— Exercise —
Everything from the first line of the material below through the line containing "View slightly off" is to be printed exactly, and nothing more.

— Given entries —
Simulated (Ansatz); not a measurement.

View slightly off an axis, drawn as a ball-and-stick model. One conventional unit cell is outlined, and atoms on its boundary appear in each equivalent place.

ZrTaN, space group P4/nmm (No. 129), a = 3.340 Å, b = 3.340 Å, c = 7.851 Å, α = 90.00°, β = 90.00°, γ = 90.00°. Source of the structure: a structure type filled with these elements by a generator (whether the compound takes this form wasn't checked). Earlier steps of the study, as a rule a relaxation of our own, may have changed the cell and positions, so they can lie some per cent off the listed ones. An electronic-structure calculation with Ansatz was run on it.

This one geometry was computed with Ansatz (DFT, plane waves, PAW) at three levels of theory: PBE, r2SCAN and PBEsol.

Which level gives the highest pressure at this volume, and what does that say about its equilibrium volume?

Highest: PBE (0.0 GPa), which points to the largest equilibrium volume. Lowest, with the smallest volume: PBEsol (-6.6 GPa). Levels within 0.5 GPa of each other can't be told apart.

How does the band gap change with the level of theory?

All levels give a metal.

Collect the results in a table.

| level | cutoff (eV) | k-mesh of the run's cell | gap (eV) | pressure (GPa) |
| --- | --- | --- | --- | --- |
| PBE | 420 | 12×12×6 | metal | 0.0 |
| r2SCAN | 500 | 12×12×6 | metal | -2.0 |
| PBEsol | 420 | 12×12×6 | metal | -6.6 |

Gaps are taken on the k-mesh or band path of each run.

— Task answer —
Simulated (Ansatz); not a measurement.

View slightly off an axis, drawn as a ball-and-stick model. One conventional unit cell is outlined, and atoms on its boundary appear in each equivalent place.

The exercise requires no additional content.